• Material shown:
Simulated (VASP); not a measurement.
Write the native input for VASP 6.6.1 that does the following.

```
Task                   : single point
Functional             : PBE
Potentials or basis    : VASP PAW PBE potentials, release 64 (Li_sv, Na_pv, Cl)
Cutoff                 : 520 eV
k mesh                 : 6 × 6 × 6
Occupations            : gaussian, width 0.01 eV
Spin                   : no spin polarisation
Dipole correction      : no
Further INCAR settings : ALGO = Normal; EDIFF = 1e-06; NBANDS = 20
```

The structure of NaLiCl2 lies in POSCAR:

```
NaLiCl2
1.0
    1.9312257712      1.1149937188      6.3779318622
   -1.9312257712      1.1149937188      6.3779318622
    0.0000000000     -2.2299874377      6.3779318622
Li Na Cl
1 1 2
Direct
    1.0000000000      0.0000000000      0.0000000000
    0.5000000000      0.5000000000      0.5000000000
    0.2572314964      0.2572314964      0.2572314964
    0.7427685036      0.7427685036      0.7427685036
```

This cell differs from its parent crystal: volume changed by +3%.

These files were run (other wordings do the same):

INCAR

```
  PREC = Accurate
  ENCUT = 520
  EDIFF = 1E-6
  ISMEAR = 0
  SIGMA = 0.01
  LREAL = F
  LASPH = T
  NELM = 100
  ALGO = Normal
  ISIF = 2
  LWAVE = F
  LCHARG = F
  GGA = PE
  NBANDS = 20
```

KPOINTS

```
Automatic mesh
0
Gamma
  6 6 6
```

• Assigned task: Each entry shown above should be transcribed exactly as written.

• Expected answer:
Simulated (VASP); not a measurement.
Write the native input for VASP 6.6.1 that does the following.

```
Task                   : single point
Functional             : PBE
Potentials or basis    : VASP PAW PBE potentials, release 64 (Li_sv, Na_pv, Cl)
Cutoff                 : 520 eV
k mesh                 : 6 × 6 × 6
Occupations            : gaussian, width 0.01 eV
Spin                   : no spin polarisation
Dipole correction      : no
Further INCAR settings : ALGO = Normal; EDIFF = 1e-06; NBANDS = 20
```

The structure of NaLiCl2 lies in POSCAR:

```
NaLiCl2
1.0
    1.9312257712      1.1149937188      6.3779318622
   -1.9312257712      1.1149937188      6.3779318622
    0.0000000000     -2.2299874377      6.3779318622
Li Na Cl
1 1 2
Direct
    1.0000000000      0.0000000000      0.0000000000
    0.5000000000      0.5000000000      0.5000000000
    0.2572314964      0.2572314964      0.2572314964
    0.7427685036      0.7427685036      0.7427685036
```

This cell differs from its parent crystal: volume changed by +3%.

These files were run (other wordings do the same):

INCAR

```
  PREC = Accurate
  ENCUT = 520
  EDIFF = 1E-6
  ISMEAR = 0
  SIGMA = 0.01
  LREAL = F
  LASPH = T
  NELM = 100
  ALGO = Normal
  ISIF = 2
  LWAVE = F
  LCHARG = F
  GGA = PE
  NBANDS = 20
```

KPOINTS

```
Automatic mesh
0
Gamma
  6 6 6
```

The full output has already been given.